DATA PROVIDED |
┄┄┄┄┄┄┄┄┄┄

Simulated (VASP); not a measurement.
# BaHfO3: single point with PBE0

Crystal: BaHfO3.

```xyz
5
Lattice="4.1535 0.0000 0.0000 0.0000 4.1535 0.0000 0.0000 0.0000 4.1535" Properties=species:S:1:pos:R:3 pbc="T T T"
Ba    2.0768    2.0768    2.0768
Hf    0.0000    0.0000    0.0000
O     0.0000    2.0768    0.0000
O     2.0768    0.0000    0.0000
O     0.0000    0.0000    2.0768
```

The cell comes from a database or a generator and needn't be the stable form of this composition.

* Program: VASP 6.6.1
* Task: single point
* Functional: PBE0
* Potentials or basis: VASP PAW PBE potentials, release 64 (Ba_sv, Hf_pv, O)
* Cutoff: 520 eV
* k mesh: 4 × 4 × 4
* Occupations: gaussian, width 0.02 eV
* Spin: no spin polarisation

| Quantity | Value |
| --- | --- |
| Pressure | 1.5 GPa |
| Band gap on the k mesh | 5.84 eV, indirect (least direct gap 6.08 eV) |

┄┄┄┄┄┄┄┄┄┄

REQUIREMENT |
An exact transcription of all the records is required.

SOLUTION |
Simulated (VASP); not a measurement.
# BaHfO3: single point with PBE0

Crystal: BaHfO3.

```xyz
5
Lattice="4.1535 0.0000 0.0000 0.0000 4.1535 0.0000 0.0000 0.0000 4.1535" Properties=species:S:1:pos:R:3 pbc="T T T"
Ba    2.0768    2.0768    2.0768
Hf    0.0000    0.0000    0.0000
O     0.0000    2.0768    0.0000
O     2.0768    0.0000    0.0000
O     0.0000    0.0000    2.0768
```

The cell comes from a database or a generator and needn't be the stable form of this composition.

* Program: VASP 6.6.1
* Task: single point
* Functional: PBE0
* Potentials or basis: VASP PAW PBE potentials, release 64 (Ba_sv, Hf_pv, O)
* Cutoff: 520 eV
* k mesh: 4 × 4 × 4
* Occupations: gaussian, width 0.02 eV
* Spin: no spin polarisation

| Quantity | Value |
| --- | --- |
| Pressure | 1.5 GPa |
| Band gap on the k mesh | 5.84 eV, indirect (least direct gap 6.08 eV) |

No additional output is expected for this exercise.